---------- Dataset records ----------

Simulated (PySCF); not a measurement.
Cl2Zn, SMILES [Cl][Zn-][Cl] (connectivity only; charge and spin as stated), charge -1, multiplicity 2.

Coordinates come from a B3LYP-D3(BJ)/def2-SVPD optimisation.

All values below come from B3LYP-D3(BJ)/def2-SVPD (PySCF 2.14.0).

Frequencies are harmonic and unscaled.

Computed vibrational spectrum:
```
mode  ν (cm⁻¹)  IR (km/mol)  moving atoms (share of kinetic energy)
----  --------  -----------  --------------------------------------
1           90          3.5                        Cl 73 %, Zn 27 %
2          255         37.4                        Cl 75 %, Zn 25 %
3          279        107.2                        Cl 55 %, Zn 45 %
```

----------

Requirement >> Restate the data word for word.

Worked solution >>
Simulated (PySCF); not a measurement.
Cl2Zn, SMILES [Cl][Zn-][Cl] (connectivity only; charge and spin as stated), charge -1, multiplicity 2.

Coordinates come from a B3LYP-D3(BJ)/def2-SVPD optimisation.

All values below come from B3LYP-D3(BJ)/def2-SVPD (PySCF 2.14.0).

Frequencies are harmonic and unscaled.

Computed vibrational spectrum:
```
mode  ν (cm⁻¹)  IR (km/mol)  moving atoms (share of kinetic energy)
----  --------  -----------  --------------------------------------
1           90          3.5                        Cl 73 %, Zn 27 %
2          255         37.4                        Cl 75 %, Zn 25 %
3          279        107.2                        Cl 55 %, Zn 45 %
```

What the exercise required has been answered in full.